- REQUIRED ACTION
Repeat only the stretch of lines below that runs from the line with "All numbers below" through the line with "Question: Find a", unaltered.

- STORED DATA

▼

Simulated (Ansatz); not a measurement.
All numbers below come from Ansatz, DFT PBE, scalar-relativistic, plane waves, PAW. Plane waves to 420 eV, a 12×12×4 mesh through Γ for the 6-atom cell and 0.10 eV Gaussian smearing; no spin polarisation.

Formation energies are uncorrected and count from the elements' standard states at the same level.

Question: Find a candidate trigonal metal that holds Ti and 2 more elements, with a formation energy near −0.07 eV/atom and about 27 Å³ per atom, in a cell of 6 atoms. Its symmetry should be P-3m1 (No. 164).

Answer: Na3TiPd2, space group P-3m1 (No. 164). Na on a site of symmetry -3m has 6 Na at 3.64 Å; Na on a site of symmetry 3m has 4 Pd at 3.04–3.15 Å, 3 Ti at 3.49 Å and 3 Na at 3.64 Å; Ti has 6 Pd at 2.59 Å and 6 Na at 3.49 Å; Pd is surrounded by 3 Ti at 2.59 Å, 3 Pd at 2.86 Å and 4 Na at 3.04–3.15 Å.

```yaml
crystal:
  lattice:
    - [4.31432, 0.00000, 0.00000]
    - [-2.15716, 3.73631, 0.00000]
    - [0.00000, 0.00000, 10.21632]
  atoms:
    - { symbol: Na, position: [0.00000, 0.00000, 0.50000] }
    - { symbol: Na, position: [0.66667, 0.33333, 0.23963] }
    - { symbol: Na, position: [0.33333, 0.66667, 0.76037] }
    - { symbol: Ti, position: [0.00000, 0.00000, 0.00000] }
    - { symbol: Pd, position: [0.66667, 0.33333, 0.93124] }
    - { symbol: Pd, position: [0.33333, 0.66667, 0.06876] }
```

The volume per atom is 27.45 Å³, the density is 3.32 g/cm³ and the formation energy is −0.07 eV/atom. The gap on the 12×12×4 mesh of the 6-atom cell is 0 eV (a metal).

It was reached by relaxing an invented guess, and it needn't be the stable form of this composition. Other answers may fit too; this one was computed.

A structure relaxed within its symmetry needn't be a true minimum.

▲

- RESPONSE
All numbers below come from Ansatz, DFT PBE, scalar-relativistic, plane waves, PAW. Plane waves to 420 eV, a 12×12×4 mesh through Γ for the 6-atom cell and 0.10 eV Gaussian smearing; no spin polarisation.

Formation energies are uncorrected and count from the elements' standard states at the same level.

Question: Find a candidate trigonal metal that holds Ti and 2 more elements, with a formation energy near −0.07 eV/atom and about 27 Å³ per atom, in a cell of 6 atoms. Its symmetry should be P-3m1 (No. 164).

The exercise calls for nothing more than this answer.